Exercise.
Output every line of the material exactly.

»»

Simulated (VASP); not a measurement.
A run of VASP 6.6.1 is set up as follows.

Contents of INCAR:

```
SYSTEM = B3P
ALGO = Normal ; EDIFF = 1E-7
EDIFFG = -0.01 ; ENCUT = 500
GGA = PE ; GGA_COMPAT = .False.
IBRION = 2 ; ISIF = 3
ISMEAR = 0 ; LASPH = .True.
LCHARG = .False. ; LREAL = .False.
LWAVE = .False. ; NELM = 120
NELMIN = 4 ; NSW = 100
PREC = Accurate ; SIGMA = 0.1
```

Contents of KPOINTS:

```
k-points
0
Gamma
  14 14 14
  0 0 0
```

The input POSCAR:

««

Written reply.
Simulated (VASP); not a measurement.
A run of VASP 6.6.1 is set up as follows.

Contents of INCAR:

```
SYSTEM = B3P
ALGO = Normal ; EDIFF = 1E-7
EDIFFG = -0.01 ; ENCUT = 500
GGA = PE ; GGA_COMPAT = .False.
IBRION = 2 ; ISIF = 3
ISMEAR = 0 ; LASPH = .True.
LCHARG = .False. ; LREAL = .False.
LWAVE = .False. ; NELM = 120
NELMIN = 4 ; NSW = 100
PREC = Accurate ; SIGMA = 0.1
```

Contents of KPOINTS:

```
k-points
0
Gamma
  14 14 14
  0 0 0
```

The input POSCAR:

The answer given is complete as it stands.